═══ Data section
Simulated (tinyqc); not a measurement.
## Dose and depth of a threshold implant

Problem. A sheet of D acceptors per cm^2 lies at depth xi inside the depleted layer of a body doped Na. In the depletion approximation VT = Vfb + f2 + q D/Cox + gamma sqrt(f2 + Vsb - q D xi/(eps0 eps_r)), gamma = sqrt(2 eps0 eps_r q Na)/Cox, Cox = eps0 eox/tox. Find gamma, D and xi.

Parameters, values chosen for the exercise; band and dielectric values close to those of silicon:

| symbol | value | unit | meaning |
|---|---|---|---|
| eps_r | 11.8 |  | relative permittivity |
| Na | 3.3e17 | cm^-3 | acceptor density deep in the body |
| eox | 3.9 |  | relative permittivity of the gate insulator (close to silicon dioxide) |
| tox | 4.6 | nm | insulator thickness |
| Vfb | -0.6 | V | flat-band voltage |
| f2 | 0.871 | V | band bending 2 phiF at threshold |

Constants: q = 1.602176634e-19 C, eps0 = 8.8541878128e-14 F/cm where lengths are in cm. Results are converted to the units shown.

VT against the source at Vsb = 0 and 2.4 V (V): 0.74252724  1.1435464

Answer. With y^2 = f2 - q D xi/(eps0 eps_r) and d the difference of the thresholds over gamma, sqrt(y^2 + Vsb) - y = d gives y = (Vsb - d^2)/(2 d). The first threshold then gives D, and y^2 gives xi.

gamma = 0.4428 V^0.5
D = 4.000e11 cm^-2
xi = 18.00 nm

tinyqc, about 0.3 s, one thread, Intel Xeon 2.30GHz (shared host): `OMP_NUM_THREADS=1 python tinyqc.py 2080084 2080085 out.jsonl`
══════

Retype the first line of the entries and every line after it, please, through the line that contains "relative permittivity |". Add nothing.

## Response box
Simulated (tinyqc); not a measurement.
## Dose and depth of a threshold implant

Problem. A sheet of D acceptors per cm^2 lies at depth xi inside the depleted layer of a body doped Na. In the depletion approximation VT = Vfb + f2 + q D/Cox + gamma sqrt(f2 + Vsb - q D xi/(eps0 eps_r)), gamma = sqrt(2 eps0 eps_r q Na)/Cox, Cox = eps0 eox/tox. Find gamma, D and xi.

Parameters, values chosen for the exercise; band and dielectric values close to those of silicon:

| symbol | value | unit | meaning |
|---|---|---|---|
| eps_r | 11.8 |  | relative permittivity |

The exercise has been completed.